BEGIN

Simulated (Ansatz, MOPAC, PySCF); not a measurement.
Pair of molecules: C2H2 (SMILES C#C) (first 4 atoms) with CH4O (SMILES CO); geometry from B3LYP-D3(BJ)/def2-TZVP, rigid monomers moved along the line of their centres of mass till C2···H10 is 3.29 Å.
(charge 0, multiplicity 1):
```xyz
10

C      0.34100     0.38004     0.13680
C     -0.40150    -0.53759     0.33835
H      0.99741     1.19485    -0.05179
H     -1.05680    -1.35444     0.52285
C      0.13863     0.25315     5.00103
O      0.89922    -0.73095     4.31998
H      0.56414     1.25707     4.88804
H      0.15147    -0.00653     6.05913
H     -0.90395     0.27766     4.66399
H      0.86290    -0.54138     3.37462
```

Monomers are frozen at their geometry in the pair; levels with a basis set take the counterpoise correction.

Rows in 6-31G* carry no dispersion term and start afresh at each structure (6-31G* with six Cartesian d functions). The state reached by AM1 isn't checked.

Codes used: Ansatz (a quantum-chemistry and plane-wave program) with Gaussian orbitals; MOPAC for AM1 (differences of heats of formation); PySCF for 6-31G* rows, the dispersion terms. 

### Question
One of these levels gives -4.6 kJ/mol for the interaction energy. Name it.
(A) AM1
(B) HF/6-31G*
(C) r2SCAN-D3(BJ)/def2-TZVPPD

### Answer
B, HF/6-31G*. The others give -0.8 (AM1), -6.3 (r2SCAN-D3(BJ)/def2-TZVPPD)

END

### Task item
The answer should be an exact copy of the lines from the first line of the data through the line with "(charge 0, multiplicity" and should contain nothing else.

### Written response
Simulated (Ansatz, MOPAC, PySCF); not a measurement.
Pair of molecules: C2H2 (SMILES C#C) (first 4 atoms) with CH4O (SMILES CO); geometry from B3LYP-D3(BJ)/def2-TZVP, rigid monomers moved along the line of their centres of mass till C2···H10 is 3.29 Å.
(charge 0, multiplicity 1):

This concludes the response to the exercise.